▸ **WORK ITEM**
The entries below contain a line with "The runs below" and a line with "## Step 1: The cell of the first run". Quote exactly those two lines and all lines between them.

***** DATA FOR REVIEW
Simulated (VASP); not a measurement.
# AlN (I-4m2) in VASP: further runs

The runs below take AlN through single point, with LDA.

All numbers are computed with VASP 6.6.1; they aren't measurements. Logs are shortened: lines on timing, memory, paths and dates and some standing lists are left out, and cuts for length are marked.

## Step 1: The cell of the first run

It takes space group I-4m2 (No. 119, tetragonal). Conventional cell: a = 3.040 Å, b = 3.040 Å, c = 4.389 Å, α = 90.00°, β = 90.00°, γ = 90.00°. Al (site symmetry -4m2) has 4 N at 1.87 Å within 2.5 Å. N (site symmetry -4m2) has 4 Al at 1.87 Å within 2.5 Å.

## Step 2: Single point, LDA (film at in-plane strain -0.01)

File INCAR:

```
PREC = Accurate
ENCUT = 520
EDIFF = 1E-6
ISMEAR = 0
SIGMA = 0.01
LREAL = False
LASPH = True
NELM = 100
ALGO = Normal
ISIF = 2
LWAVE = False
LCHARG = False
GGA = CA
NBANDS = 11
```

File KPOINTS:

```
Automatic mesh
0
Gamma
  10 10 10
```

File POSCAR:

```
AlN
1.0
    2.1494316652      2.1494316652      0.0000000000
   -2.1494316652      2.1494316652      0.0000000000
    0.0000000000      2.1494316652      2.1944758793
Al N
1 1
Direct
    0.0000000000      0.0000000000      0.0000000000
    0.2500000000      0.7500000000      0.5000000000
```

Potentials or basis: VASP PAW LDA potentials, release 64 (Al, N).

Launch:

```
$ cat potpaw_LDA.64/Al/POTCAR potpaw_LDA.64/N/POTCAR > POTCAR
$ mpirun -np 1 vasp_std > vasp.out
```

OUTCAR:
**********

▸ **WRITTEN REPLY**
The runs below take AlN through single point, with LDA.

All numbers are computed with VASP 6.6.1; they aren't measurements. Logs are shortened: lines on timing, memory, paths and dates and some standing lists are left out, and cuts for length are marked.

## Step 1: The cell of the first run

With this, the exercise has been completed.